┏━━

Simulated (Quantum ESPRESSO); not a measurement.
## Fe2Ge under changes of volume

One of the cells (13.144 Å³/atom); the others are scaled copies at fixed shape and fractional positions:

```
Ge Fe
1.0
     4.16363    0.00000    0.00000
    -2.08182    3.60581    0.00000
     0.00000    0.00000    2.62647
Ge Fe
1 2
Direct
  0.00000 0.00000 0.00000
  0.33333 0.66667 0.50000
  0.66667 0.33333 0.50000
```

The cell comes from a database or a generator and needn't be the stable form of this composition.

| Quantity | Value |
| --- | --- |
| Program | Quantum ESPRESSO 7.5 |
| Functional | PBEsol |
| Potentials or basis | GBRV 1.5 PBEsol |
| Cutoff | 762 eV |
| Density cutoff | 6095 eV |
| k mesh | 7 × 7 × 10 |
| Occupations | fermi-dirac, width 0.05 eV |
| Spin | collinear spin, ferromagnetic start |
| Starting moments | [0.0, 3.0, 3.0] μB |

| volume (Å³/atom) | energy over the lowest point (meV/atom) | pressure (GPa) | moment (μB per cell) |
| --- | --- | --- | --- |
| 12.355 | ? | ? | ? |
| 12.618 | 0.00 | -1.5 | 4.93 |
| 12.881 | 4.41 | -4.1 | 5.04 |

┗━━

== Work instruction ==
Going line by line, copy the data above exactly.

== Exercise solution ==
Simulated (Quantum ESPRESSO); not a measurement.
## Fe2Ge under changes of volume

One of the cells (13.144 Å³/atom); the others are scaled copies at fixed shape and fractional positions:

```
Ge Fe
1.0
     4.16363    0.00000    0.00000
    -2.08182    3.60581    0.00000
     0.00000    0.00000    2.62647
Ge Fe
1 2
Direct
  0.00000 0.00000 0.00000
  0.33333 0.66667 0.50000
  0.66667 0.33333 0.50000
```

The cell comes from a database or a generator and needn't be the stable form of this composition.

| Quantity | Value |
| --- | --- |
| Program | Quantum ESPRESSO 7.5 |
| Functional | PBEsol |
| Potentials or basis | GBRV 1.5 PBEsol |
| Cutoff | 762 eV |
| Density cutoff | 6095 eV |
| k mesh | 7 × 7 × 10 |
| Occupations | fermi-dirac, width 0.05 eV |
| Spin | collinear spin, ferromagnetic start |
| Starting moments | [0.0, 3.0, 3.0] μB |

| volume (Å³/atom) | energy over the lowest point (meV/atom) | pressure (GPa) | moment (μB per cell) |
| --- | --- | --- | --- |
| 12.355 | ? | ? | ? |
| 12.618 | 0.00 | -1.5 | 4.93 |
| 12.881 | 4.41 | -4.1 | 5.04 |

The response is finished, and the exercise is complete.